WORK ITEM: Copy exactly the lines of the records below, and only those lines, beginning with the line that contains "Ansatz 0.2.0 |" and ending with the line that contains "cell | 16 | 16 |".

%%

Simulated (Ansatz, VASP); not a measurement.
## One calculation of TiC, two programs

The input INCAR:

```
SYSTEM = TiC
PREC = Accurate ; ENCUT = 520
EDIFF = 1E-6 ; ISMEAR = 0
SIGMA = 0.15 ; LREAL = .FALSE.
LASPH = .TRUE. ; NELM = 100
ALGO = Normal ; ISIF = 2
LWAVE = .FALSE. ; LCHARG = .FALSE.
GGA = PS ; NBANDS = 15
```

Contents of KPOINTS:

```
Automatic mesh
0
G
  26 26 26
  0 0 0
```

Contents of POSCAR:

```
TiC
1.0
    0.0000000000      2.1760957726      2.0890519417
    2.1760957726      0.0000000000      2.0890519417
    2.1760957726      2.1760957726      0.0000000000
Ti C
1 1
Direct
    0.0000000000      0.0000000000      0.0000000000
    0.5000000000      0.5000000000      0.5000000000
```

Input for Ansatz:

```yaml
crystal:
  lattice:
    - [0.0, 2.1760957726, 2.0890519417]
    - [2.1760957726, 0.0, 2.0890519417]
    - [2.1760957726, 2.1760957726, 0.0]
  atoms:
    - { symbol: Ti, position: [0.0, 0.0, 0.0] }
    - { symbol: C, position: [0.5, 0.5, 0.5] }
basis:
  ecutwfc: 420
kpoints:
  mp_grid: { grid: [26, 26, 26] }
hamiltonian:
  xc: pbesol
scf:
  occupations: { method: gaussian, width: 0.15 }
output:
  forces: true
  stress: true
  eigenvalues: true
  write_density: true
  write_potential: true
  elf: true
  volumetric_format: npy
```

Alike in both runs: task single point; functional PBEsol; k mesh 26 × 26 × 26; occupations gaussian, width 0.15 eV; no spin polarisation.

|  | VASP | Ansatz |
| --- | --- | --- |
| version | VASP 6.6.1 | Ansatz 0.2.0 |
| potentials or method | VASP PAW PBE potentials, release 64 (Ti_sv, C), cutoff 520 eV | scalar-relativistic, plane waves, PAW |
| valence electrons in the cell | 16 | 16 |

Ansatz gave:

%%

WRITTEN RESPONSE:
| version | VASP 6.6.1 | Ansatz 0.2.0 |
| potentials or method | VASP PAW PBE potentials, release 64 (Ti_sv, C), cutoff 520 eV | scalar-relativistic, plane waves, PAW |
| valence electrons in the cell | 16 | 16 |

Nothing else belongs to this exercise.